REQUIREMENT — Beneath this task is a listing; retype all of it exactly.

DATA SHOWN —
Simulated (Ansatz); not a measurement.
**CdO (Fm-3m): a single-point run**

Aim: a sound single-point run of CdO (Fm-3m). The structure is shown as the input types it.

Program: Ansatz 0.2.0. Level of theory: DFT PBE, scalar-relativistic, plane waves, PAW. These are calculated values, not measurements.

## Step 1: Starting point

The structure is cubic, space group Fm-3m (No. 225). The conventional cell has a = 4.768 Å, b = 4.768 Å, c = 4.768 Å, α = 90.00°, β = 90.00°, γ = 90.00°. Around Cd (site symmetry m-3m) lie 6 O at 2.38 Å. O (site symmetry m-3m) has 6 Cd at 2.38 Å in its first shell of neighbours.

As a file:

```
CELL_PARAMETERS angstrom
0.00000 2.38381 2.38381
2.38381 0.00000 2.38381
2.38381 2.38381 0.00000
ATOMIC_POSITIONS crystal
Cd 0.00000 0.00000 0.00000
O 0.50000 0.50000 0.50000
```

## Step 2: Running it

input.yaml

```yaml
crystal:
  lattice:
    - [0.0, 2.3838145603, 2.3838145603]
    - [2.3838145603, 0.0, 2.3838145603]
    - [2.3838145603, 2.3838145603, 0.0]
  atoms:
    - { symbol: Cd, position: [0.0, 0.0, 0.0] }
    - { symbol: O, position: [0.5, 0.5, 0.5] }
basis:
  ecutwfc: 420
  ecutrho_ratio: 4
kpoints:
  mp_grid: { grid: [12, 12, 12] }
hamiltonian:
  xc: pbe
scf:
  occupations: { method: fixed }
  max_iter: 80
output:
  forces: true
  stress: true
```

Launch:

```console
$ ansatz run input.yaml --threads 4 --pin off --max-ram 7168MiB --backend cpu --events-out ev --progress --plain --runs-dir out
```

RESULT —
Simulated (Ansatz); not a measurement.
**CdO (Fm-3m): a single-point run**

Aim: a sound single-point run of CdO (Fm-3m). The structure is shown as the input types it.

Program: Ansatz 0.2.0. Level of theory: DFT PBE, scalar-relativistic, plane waves, PAW. These are calculated values, not measurements.

## Step 1: Starting point

The structure is cubic, space group Fm-3m (No. 225). The conventional cell has a = 4.768 Å, b = 4.768 Å, c = 4.768 Å, α = 90.00°, β = 90.00°, γ = 90.00°. Around Cd (site symmetry m-3m) lie 6 O at 2.38 Å. O (site symmetry m-3m) has 6 Cd at 2.38 Å in its first shell of neighbours.

As a file:

```
CELL_PARAMETERS angstrom
0.00000 2.38381 2.38381
2.38381 0.00000 2.38381
2.38381 2.38381 0.00000
ATOMIC_POSITIONS crystal
Cd 0.00000 0.00000 0.00000
O 0.50000 0.50000 0.50000
```

## Step 2: Running it

input.yaml

```yaml
crystal:
  lattice:
    - [0.0, 2.3838145603, 2.3838145603]
    - [2.3838145603, 0.0, 2.3838145603]
    - [2.3838145603, 2.3838145603, 0.0]
  atoms:
    - { symbol: Cd, position: [0.0, 0.0, 0.0] }
    - { symbol: O, position: [0.5, 0.5, 0.5] }
basis:
  ecutwfc: 420
  ecutrho_ratio: 4
kpoints:
  mp_grid: { grid: [12, 12, 12] }
hamiltonian:
  xc: pbe
scf:
  occupations: { method: fixed }
  max_iter: 80
output:
  forces: true
  stress: true
```

Launch:

```console
$ ansatz run input.yaml --threads 4 --pin off --max-ram 7168MiB --backend cpu --events-out ev --progress --plain --runs-dir out
```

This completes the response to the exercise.